#####

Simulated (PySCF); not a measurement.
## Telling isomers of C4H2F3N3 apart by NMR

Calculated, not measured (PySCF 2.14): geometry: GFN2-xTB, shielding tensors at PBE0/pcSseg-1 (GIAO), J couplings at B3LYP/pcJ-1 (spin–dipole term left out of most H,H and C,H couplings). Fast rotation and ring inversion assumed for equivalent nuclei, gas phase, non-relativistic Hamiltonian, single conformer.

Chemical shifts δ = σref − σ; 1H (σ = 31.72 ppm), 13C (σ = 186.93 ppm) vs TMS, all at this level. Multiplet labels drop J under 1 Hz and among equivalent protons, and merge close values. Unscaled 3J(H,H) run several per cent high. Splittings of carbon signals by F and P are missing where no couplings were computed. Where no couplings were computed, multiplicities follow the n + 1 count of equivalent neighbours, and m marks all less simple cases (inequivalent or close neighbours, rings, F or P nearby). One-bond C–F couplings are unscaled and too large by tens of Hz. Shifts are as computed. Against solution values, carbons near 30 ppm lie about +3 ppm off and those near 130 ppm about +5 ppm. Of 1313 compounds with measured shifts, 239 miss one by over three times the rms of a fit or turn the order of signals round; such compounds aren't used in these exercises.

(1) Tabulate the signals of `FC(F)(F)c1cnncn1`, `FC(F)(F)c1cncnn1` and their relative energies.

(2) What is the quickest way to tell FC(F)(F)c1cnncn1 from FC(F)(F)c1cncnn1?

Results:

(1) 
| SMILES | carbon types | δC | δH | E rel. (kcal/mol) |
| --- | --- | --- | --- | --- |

#####

WORK REQUEST:
Copy the data above. Keep each line exact.

EXERCISE RESULT:
Simulated (PySCF); not a measurement.
## Telling isomers of C4H2F3N3 apart by NMR

Calculated, not measured (PySCF 2.14): geometry: GFN2-xTB, shielding tensors at PBE0/pcSseg-1 (GIAO), J couplings at B3LYP/pcJ-1 (spin–dipole term left out of most H,H and C,H couplings). Fast rotation and ring inversion assumed for equivalent nuclei, gas phase, non-relativistic Hamiltonian, single conformer.

Chemical shifts δ = σref − σ; 1H (σ = 31.72 ppm), 13C (σ = 186.93 ppm) vs TMS, all at this level. Multiplet labels drop J under 1 Hz and among equivalent protons, and merge close values. Unscaled 3J(H,H) run several per cent high. Splittings of carbon signals by F and P are missing where no couplings were computed. Where no couplings were computed, multiplicities follow the n + 1 count of equivalent neighbours, and m marks all less simple cases (inequivalent or close neighbours, rings, F or P nearby). One-bond C–F couplings are unscaled and too large by tens of Hz. Shifts are as computed. Against solution values, carbons near 30 ppm lie about +3 ppm off and those near 130 ppm about +5 ppm. Of 1313 compounds with measured shifts, 239 miss one by over three times the rms of a fit or turn the order of signals round; such compounds aren't used in these exercises.

(1) Tabulate the signals of `FC(F)(F)c1cnncn1`, `FC(F)(F)c1cncnn1` and their relative energies.

(2) What is the quickest way to tell FC(F)(F)c1cnncn1 from FC(F)(F)c1cncnn1?

Results:

(1) 
| SMILES | carbon types | δC | δH | E rel. (kcal/mol) |
| --- | --- | --- | --- | --- |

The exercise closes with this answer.